Brief -> Up to and including the line with "Phonons at this", return every line from the start of the entries below exactly.

=== Begin Enclosure ===

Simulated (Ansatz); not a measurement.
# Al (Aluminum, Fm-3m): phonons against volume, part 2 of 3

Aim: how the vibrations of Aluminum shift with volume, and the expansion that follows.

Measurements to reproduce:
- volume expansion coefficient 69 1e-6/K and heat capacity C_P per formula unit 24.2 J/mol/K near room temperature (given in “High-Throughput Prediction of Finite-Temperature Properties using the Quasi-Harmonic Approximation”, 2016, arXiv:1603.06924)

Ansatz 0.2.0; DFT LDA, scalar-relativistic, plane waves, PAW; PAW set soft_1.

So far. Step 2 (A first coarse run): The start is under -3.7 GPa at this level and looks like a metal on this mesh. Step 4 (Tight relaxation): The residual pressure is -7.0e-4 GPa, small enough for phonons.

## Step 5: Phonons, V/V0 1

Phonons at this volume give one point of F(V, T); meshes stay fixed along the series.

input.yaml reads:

=== End Enclosure ===

Response area ->
Simulated (Ansatz); not a measurement.
# Al (Aluminum, Fm-3m): phonons against volume, part 2 of 3

Aim: how the vibrations of Aluminum shift with volume, and the expansion that follows.

Measurements to reproduce:
- volume expansion coefficient 69 1e-6/K and heat capacity C_P per formula unit 24.2 J/mol/K near room temperature (given in “High-Throughput Prediction of Finite-Temperature Properties using the Quasi-Harmonic Approximation”, 2016, arXiv:1603.06924)

Ansatz 0.2.0; DFT LDA, scalar-relativistic, plane waves, PAW; PAW set soft_1.

So far. Step 2 (A first coarse run): The start is under -3.7 GPa at this level and looks like a metal on this mesh. Step 4 (Tight relaxation): The residual pressure is -7.0e-4 GPa, small enough for phonons.

## Step 5: Phonons, V/V0 1

Phonons at this volume give one point of F(V, T); meshes stay fixed along the series.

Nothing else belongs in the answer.